------------

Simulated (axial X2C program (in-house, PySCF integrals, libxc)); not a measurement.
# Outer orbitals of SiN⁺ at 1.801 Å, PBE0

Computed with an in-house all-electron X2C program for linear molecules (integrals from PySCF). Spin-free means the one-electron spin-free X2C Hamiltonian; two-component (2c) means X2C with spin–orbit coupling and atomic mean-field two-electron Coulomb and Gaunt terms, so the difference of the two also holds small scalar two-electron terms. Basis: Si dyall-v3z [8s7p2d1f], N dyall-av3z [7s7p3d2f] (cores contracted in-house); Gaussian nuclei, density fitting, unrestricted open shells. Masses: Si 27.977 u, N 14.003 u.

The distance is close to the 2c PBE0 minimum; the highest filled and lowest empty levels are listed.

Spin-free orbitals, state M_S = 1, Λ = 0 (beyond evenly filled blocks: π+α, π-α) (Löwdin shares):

------------

■ Activity
With no line skipped, copy the entries exactly as written.

■ Answer area
Simulated (axial X2C program (in-house, PySCF integrals, libxc)); not a measurement.
# Outer orbitals of SiN⁺ at 1.801 Å, PBE0

Computed with an in-house all-electron X2C program for linear molecules (integrals from PySCF). Spin-free means the one-electron spin-free X2C Hamiltonian; two-component (2c) means X2C with spin–orbit coupling and atomic mean-field two-electron Coulomb and Gaunt terms, so the difference of the two also holds small scalar two-electron terms. Basis: Si dyall-v3z [8s7p2d1f], N dyall-av3z [7s7p3d2f] (cores contracted in-house); Gaussian nuclei, density fitting, unrestricted open shells. Masses: Si 27.977 u, N 14.003 u.

The distance is close to the 2c PBE0 minimum; the highest filled and lowest empty levels are listed.

Spin-free orbitals, state M_S = 1, Λ = 0 (beyond evenly filled blocks: π+α, π-α) (Löwdin shares):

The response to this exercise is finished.